◆ Activity: Output exactly the lines that run from the top of the entries to the line holding "Properties of dodecamethylcyclohexasiloxane", including both of those lines.

::::::::

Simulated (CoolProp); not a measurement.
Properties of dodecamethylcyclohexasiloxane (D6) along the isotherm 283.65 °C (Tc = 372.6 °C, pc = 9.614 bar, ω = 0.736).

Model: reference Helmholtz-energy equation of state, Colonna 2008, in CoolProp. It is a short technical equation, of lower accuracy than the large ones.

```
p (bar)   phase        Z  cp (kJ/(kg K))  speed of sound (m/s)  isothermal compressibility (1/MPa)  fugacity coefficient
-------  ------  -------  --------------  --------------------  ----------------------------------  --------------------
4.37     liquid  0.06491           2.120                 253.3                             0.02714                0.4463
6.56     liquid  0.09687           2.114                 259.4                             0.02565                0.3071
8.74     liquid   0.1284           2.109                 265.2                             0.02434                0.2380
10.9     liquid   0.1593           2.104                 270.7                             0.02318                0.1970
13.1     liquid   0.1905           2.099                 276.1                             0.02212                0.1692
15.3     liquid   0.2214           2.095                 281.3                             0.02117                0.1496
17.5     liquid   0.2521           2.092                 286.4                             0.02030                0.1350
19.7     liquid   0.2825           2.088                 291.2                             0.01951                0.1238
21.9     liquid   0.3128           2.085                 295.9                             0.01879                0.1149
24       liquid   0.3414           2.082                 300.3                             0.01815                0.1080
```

::::::::

◆ Task response:
Simulated (CoolProp); not a measurement.
Properties of dodecamethylcyclohexasiloxane (D6) along the isotherm 283.65 °C (Tc = 372.6 °C, pc = 9.614 bar, ω = 0.736).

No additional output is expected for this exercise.